**Exercise**
Could you write out the listing below again, exactly?

**Supplied information**
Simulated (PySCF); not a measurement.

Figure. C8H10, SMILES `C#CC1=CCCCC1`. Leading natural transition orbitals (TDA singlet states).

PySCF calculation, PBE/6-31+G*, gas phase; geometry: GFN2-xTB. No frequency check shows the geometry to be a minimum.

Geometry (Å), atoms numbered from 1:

**Solution**
Simulated (PySCF); not a measurement.

Figure. C8H10, SMILES `C#CC1=CCCCC1`. Leading natural transition orbitals (TDA singlet states).

PySCF calculation, PBE/6-31+G*, gas phase; geometry: GFN2-xTB. No frequency check shows the geometry to be a minimum.

Geometry (Å), atoms numbered from 1:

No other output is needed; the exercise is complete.